_ _ _

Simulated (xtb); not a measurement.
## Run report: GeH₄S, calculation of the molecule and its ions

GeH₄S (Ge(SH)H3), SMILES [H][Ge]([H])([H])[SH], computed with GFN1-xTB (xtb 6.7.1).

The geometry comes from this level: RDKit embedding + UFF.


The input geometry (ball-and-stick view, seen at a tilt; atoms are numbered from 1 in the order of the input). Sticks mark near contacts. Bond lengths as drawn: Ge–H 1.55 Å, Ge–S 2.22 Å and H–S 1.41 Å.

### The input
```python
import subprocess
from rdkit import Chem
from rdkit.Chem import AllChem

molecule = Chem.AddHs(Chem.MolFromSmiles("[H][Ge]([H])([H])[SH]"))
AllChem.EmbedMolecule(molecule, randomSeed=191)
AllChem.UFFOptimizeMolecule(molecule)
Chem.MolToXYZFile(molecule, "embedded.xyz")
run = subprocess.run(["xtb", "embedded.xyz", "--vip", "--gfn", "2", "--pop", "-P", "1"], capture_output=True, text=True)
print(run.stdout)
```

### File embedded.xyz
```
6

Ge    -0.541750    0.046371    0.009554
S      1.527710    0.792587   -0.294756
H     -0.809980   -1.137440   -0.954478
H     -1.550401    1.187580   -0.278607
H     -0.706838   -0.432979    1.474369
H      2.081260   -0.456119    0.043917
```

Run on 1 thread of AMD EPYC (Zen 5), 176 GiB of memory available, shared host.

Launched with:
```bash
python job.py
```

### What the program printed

_ _ _

## Activity:
Every line from the top of the material above through the line holding "The geometry comes" should be reproduced word for word, and nothing beyond it.

## Written answer:
Simulated (xtb); not a measurement.
## Run report: GeH₄S, calculation of the molecule and its ions

GeH₄S (Ge(SH)H3), SMILES [H][Ge]([H])([H])[SH], computed with GFN1-xTB (xtb 6.7.1).

The geometry comes from this level: RDKit embedding + UFF.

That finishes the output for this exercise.